▸ **Source data**
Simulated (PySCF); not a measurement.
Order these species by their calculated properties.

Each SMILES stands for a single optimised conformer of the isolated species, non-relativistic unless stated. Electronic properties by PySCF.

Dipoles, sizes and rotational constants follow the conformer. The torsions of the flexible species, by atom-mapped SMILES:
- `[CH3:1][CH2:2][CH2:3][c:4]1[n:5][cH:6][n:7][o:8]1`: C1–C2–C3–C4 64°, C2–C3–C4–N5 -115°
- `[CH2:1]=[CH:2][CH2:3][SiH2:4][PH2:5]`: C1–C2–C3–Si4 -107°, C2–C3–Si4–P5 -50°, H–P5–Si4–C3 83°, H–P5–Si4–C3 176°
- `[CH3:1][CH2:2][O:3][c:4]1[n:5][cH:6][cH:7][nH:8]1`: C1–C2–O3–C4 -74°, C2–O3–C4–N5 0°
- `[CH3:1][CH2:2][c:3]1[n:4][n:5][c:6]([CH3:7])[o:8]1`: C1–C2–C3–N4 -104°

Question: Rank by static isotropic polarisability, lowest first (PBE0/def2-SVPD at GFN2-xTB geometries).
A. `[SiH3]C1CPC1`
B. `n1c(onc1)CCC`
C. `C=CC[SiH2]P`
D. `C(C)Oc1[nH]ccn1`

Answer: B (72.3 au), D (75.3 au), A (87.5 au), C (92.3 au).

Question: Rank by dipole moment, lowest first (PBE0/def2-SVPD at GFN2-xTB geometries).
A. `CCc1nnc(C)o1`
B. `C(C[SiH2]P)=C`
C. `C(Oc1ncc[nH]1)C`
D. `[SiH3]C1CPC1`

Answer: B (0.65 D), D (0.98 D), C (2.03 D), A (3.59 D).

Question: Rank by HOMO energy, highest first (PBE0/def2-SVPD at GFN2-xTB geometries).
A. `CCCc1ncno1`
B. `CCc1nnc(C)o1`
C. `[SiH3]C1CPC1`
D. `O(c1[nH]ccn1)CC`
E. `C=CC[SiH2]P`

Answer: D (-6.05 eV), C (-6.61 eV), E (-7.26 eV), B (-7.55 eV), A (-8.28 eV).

▸ **Requirement**
Once the line with "Dipoles, sizes and" is found in the records above, print exactly that line and every line after it through the line with "83°, H–P5–Si4–C3 176°".

▸ **Response area**
Dipoles, sizes and rotational constants follow the conformer. The torsions of the flexible species, by atom-mapped SMILES:
- `[CH3:1][CH2:2][CH2:3][c:4]1[n:5][cH:6][n:7][o:8]1`: C1–C2–C3–C4 64°, C2–C3–C4–N5 -115°
- `[CH2:1]=[CH:2][CH2:3][SiH2:4][PH2:5]`: C1–C2–C3–Si4 -107°, C2–C3–Si4–P5 -50°, H–P5–Si4–C3 83°, H–P5–Si4–C3 176°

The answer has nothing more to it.